▶ [ASSIGNMENT] Here is the task for the records below: repeat exactly the lines from the one with "3.17 | 1.51 |" to the one with "The stiffer modes", both included, and nothing else.

RAW DATA Block Start
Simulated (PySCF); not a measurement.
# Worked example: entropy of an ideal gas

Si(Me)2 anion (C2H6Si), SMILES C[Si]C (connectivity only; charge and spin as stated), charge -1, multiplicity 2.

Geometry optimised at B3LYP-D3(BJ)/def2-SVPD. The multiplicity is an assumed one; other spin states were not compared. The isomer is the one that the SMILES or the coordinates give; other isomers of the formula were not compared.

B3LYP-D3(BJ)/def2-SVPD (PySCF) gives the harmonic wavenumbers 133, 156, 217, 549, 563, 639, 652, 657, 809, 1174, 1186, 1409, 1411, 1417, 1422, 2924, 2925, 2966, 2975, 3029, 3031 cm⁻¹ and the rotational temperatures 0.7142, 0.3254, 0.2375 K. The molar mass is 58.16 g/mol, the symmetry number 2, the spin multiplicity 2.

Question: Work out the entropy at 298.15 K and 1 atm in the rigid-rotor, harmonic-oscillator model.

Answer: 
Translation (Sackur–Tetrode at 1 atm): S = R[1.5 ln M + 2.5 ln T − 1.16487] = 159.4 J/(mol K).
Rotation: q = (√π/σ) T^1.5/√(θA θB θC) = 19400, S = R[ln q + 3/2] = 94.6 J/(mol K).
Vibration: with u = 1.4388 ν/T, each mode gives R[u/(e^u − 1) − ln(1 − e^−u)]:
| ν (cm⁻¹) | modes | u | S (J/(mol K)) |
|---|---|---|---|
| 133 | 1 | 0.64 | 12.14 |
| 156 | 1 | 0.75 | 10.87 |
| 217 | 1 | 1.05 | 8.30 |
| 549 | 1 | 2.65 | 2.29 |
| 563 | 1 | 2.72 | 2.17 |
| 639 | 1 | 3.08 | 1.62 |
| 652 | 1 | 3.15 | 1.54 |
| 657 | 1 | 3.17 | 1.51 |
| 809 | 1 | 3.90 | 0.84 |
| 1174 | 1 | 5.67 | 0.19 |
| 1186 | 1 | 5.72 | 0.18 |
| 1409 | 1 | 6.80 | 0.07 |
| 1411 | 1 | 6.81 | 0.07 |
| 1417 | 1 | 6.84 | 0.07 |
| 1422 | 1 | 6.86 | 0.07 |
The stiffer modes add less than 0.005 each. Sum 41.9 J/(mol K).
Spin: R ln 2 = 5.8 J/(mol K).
RAW DATA Block End

▶ [EXERCISE ANSWER]
| 657 | 1 | 3.17 | 1.51 |
| 809 | 1 | 3.90 | 0.84 |
| 1174 | 1 | 5.67 | 0.19 |
| 1186 | 1 | 5.72 | 0.18 |
| 1409 | 1 | 6.80 | 0.07 |
| 1411 | 1 | 6.81 | 0.07 |
| 1417 | 1 | 6.84 | 0.07 |
| 1422 | 1 | 6.86 | 0.07 |
The stiffer modes add less than 0.005 each. Sum 41.9 J/(mol K).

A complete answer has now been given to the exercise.